Task item:
Retype exactly the lines that run from the start of the data to the line holding "Settings: Kmax = 3.9", including both, and only those.

Record extracts:
>>>
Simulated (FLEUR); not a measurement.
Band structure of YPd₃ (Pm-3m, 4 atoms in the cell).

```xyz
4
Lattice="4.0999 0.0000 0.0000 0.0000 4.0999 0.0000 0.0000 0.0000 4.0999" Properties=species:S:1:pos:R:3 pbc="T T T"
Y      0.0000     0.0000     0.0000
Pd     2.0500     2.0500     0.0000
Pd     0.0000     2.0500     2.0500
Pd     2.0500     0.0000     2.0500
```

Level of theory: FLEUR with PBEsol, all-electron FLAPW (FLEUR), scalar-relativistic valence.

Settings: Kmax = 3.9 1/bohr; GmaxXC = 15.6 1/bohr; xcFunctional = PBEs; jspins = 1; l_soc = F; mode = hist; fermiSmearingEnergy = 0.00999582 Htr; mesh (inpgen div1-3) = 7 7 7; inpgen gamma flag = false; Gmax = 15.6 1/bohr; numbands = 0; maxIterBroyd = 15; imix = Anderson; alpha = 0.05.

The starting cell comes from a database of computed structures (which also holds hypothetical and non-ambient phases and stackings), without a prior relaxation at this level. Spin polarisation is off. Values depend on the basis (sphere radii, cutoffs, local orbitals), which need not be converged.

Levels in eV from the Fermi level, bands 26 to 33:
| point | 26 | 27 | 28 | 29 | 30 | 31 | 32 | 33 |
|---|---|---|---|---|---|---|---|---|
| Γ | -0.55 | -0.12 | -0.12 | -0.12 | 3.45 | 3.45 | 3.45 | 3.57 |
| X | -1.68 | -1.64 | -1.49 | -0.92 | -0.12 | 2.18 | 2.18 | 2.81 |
<<<

Answer area:
Simulated (FLEUR); not a measurement.
Band structure of YPd₃ (Pm-3m, 4 atoms in the cell).

```xyz
4
Lattice="4.0999 0.0000 0.0000 0.0000 4.0999 0.0000 0.0000 0.0000 4.0999" Properties=species:S:1:pos:R:3 pbc="T T T"
Y      0.0000     0.0000     0.0000
Pd     2.0500     2.0500     0.0000
Pd     0.0000     2.0500     2.0500
Pd     2.0500     0.0000     2.0500
```

Level of theory: FLEUR with PBEsol, all-electron FLAPW (FLEUR), scalar-relativistic valence.

Settings: Kmax = 3.9 1/bohr; GmaxXC = 15.6 1/bohr; xcFunctional = PBEs; jspins = 1; l_soc = F; mode = hist; fermiSmearingEnergy = 0.00999582 Htr; mesh (inpgen div1-3) = 7 7 7; inpgen gamma flag = false; Gmax = 15.6 1/bohr; numbands = 0; maxIterBroyd = 15; imix = Anderson; alpha = 0.05.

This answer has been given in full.